**GIVEN RECORDS:**
'''

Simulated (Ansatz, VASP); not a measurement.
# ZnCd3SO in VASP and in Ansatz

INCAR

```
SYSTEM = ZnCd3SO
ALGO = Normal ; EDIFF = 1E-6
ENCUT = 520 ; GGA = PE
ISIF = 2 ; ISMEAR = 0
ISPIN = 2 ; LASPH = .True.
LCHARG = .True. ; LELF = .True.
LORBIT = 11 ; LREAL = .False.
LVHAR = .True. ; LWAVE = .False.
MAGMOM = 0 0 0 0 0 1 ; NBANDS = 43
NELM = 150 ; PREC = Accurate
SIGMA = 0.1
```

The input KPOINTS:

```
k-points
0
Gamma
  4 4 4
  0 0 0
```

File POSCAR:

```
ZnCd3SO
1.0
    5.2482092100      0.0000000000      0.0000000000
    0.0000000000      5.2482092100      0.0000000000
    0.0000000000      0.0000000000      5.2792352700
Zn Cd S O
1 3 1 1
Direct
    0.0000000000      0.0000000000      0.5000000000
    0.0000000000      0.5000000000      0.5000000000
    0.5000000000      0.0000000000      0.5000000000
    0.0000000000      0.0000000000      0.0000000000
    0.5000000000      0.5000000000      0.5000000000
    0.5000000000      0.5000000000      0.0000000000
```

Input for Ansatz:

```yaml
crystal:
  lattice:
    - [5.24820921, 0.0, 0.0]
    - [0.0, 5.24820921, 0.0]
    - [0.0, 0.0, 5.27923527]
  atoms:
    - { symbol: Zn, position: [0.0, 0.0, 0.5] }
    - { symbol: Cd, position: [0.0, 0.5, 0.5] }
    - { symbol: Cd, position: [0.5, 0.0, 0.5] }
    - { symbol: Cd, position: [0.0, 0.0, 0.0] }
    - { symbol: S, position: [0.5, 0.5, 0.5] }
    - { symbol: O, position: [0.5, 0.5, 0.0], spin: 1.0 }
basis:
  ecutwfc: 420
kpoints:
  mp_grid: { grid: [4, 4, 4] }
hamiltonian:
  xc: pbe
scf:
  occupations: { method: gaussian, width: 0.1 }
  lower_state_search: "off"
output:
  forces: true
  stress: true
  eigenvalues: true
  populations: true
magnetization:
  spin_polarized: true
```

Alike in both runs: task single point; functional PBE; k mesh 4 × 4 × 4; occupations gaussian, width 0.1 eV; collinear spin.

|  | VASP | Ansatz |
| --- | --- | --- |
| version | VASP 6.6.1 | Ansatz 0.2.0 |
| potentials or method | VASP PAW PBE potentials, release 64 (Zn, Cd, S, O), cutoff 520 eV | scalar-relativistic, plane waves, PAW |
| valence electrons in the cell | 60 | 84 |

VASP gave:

'''

**ACTION ITEM:**
Beginning with the first line of the entries, repeat each line exactly until you have reproduced the one containing "waves, PAW |", and add nothing further.

**WRITTEN REPLY:**
Simulated (Ansatz, VASP); not a measurement.
# ZnCd3SO in VASP and in Ansatz

INCAR

```
SYSTEM = ZnCd3SO
ALGO = Normal ; EDIFF = 1E-6
ENCUT = 520 ; GGA = PE
ISIF = 2 ; ISMEAR = 0
ISPIN = 2 ; LASPH = .True.
LCHARG = .True. ; LELF = .True.
LORBIT = 11 ; LREAL = .False.
LVHAR = .True. ; LWAVE = .False.
MAGMOM = 0 0 0 0 0 1 ; NBANDS = 43
NELM = 150 ; PREC = Accurate
SIGMA = 0.1
```

The input KPOINTS:

```
k-points
0
Gamma
  4 4 4
  0 0 0
```

File POSCAR:

```
ZnCd3SO
1.0
    5.2482092100      0.0000000000      0.0000000000
    0.0000000000      5.2482092100      0.0000000000
    0.0000000000      0.0000000000      5.2792352700
Zn Cd S O
1 3 1 1
Direct
    0.0000000000      0.0000000000      0.5000000000
    0.0000000000      0.5000000000      0.5000000000
    0.5000000000      0.0000000000      0.5000000000
    0.0000000000      0.0000000000      0.0000000000
    0.5000000000      0.5000000000      0.5000000000
    0.5000000000      0.5000000000      0.0000000000
```

Input for Ansatz:

```yaml
crystal:
  lattice:
    - [5.24820921, 0.0, 0.0]
    - [0.0, 5.24820921, 0.0]
    - [0.0, 0.0, 5.27923527]
  atoms:
    - { symbol: Zn, position: [0.0, 0.0, 0.5] }
    - { symbol: Cd, position: [0.0, 0.5, 0.5] }
    - { symbol: Cd, position: [0.5, 0.0, 0.5] }
    - { symbol: Cd, position: [0.0, 0.0, 0.0] }
    - { symbol: S, position: [0.5, 0.5, 0.5] }
    - { symbol: O, position: [0.5, 0.5, 0.0], spin: 1.0 }
basis:
  ecutwfc: 420
kpoints:
  mp_grid: { grid: [4, 4, 4] }
hamiltonian:
  xc: pbe
scf:
  occupations: { method: gaussian, width: 0.1 }
  lower_state_search: "off"
output:
  forces: true
  stress: true
  eigenvalues: true
  populations: true
magnetization:
  spin_polarized: true
```

Alike in both runs: task single point; functional PBE; k mesh 4 × 4 × 4; occupations gaussian, width 0.1 eV; collinear spin.

|  | VASP | Ansatz |
| --- | --- | --- |
| version | VASP 6.6.1 | Ansatz 0.2.0 |
| potentials or method | VASP PAW PBE potentials, release 64 (Zn, Cd, S, O), cutoff 520 eV | scalar-relativistic, plane waves, PAW |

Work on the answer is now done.